_Information supplied:_
==============================
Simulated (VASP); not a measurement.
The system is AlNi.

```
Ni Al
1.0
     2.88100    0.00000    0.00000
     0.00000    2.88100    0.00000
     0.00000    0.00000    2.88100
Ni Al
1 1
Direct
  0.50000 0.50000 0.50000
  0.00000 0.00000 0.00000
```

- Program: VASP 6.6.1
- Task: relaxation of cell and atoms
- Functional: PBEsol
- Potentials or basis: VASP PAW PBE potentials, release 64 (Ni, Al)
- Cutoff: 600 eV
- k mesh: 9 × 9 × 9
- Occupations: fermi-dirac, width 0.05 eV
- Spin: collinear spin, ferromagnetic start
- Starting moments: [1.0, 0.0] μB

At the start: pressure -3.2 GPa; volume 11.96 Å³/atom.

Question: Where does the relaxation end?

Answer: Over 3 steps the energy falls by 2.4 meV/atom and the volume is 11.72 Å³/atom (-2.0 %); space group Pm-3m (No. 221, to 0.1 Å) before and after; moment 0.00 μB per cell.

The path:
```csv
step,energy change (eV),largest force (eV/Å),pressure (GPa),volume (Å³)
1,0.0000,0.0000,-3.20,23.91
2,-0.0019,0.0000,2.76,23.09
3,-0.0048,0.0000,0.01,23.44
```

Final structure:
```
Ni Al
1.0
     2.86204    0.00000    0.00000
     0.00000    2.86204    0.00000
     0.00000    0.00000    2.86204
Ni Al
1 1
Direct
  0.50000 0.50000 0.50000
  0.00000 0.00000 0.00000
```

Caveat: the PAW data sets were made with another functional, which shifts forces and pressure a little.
==============================

_Work task:_
Word for word, output the lines of the data from its first line through the line where "- Starting moments: [1.0, 0.0] μB" appears, and stop there.

_Exercise response:_
Simulated (VASP); not a measurement.
The system is AlNi.

```
Ni Al
1.0
     2.88100    0.00000    0.00000
     0.00000    2.88100    0.00000
     0.00000    0.00000    2.88100
Ni Al
1 1
Direct
  0.50000 0.50000 0.50000
  0.00000 0.00000 0.00000
```

- Program: VASP 6.6.1
- Task: relaxation of cell and atoms
- Functional: PBEsol
- Potentials or basis: VASP PAW PBE potentials, release 64 (Ni, Al)
- Cutoff: 600 eV
- k mesh: 9 × 9 × 9
- Occupations: fermi-dirac, width 0.05 eV
- Spin: collinear spin, ferromagnetic start
- Starting moments: [1.0, 0.0] μB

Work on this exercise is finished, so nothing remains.